########################################
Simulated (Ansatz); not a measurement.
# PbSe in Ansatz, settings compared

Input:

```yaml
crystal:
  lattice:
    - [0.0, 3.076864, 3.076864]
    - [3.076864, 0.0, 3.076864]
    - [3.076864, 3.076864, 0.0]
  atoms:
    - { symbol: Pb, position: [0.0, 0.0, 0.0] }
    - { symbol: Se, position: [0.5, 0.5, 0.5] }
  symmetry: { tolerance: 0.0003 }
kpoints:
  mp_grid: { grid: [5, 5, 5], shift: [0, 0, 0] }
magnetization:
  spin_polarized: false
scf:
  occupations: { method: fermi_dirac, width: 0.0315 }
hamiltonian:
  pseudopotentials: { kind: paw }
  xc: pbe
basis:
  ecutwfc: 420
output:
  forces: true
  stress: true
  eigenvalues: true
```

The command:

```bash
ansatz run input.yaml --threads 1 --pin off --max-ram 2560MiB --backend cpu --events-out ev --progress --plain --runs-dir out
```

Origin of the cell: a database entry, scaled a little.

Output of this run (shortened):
########################################

◆ Assignment
Where the line with "Origin of the" ends, your copy should end too; please return exactly the lines from the first line of the data through it.

◆ Task answer
Simulated (Ansatz); not a measurement.
# PbSe in Ansatz, settings compared

Input:

```yaml
crystal:
  lattice:
    - [0.0, 3.076864, 3.076864]
    - [3.076864, 0.0, 3.076864]
    - [3.076864, 3.076864, 0.0]
  atoms:
    - { symbol: Pb, position: [0.0, 0.0, 0.0] }
    - { symbol: Se, position: [0.5, 0.5, 0.5] }
  symmetry: { tolerance: 0.0003 }
kpoints:
  mp_grid: { grid: [5, 5, 5], shift: [0, 0, 0] }
magnetization:
  spin_polarized: false
scf:
  occupations: { method: fermi_dirac, width: 0.0315 }
hamiltonian:
  pseudopotentials: { kind: paw }
  xc: pbe
basis:
  ecutwfc: 420
output:
  forces: true
  stress: true
  eigenvalues: true
```

The command:

```bash
ansatz run input.yaml --threads 1 --pin off --max-ram 2560MiB --backend cpu --events-out ev --progress --plain --runs-dir out
```

Origin of the cell: a database entry, scaled a little.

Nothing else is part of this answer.